Work item
Copy out the data line by line exactly, from its start to the line bearing "Aim: relax BaAs, then", inclusive.

Provided information
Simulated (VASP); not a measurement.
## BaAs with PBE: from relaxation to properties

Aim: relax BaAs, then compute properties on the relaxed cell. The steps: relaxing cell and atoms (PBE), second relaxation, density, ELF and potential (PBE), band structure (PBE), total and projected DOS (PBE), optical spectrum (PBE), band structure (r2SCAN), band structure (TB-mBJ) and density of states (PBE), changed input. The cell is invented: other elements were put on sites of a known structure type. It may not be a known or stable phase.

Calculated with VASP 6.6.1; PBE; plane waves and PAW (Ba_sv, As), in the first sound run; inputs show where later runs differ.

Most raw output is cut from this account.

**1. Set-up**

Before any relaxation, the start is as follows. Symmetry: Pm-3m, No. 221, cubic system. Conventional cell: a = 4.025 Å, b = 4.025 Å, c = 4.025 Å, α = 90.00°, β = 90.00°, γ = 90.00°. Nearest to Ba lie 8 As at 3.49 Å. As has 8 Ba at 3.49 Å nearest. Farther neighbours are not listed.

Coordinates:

Answer box
Simulated (VASP); not a measurement.
## BaAs with PBE: from relaxation to properties

Aim: relax BaAs, then compute properties on the relaxed cell. The steps: relaxing cell and atoms (PBE), second relaxation, density, ELF and potential (PBE), band structure (PBE), total and projected DOS (PBE), optical spectrum (PBE), band structure (r2SCAN), band structure (TB-mBJ) and density of states (PBE), changed input. The cell is invented: other elements were put on sites of a known structure type. It may not be a known or stable phase.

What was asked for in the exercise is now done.